→ BRIEF
Copy each of the following entries back without change.

= = = = =

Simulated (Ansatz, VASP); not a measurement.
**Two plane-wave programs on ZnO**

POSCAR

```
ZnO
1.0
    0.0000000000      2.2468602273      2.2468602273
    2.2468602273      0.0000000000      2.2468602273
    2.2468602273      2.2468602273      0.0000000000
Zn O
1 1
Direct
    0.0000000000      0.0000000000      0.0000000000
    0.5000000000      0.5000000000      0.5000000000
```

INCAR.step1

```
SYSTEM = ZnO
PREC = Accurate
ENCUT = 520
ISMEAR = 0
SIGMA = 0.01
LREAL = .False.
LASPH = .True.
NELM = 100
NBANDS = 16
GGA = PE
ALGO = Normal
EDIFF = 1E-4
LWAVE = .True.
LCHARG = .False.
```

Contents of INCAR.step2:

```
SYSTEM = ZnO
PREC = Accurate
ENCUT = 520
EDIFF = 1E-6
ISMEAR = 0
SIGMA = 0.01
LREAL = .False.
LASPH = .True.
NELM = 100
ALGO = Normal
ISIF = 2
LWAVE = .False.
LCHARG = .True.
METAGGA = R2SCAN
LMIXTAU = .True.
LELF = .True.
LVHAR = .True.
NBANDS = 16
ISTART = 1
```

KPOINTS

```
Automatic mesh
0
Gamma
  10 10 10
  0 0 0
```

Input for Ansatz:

= = = = =

→ WRITTEN RESPONSE
Simulated (Ansatz, VASP); not a measurement.
**Two plane-wave programs on ZnO**

POSCAR

```
ZnO
1.0
    0.0000000000      2.2468602273      2.2468602273
    2.2468602273      0.0000000000      2.2468602273
    2.2468602273      2.2468602273      0.0000000000
Zn O
1 1
Direct
    0.0000000000      0.0000000000      0.0000000000
    0.5000000000      0.5000000000      0.5000000000
```

INCAR.step1

```
SYSTEM = ZnO
PREC = Accurate
ENCUT = 520
ISMEAR = 0
SIGMA = 0.01
LREAL = .False.
LASPH = .True.
NELM = 100
NBANDS = 16
GGA = PE
ALGO = Normal
EDIFF = 1E-4
LWAVE = .True.
LCHARG = .False.
```

Contents of INCAR.step2:

```
SYSTEM = ZnO
PREC = Accurate
ENCUT = 520
EDIFF = 1E-6
ISMEAR = 0
SIGMA = 0.01
LREAL = .False.
LASPH = .True.
NELM = 100
ALGO = Normal
ISIF = 2
LWAVE = .False.
LCHARG = .True.
METAGGA = R2SCAN
LMIXTAU = .True.
LELF = .True.
LVHAR = .True.
NBANDS = 16
ISTART = 1
```

KPOINTS

```
Automatic mesh
0
Gamma
  10 10 10
  0 0 0
```

Input for Ansatz:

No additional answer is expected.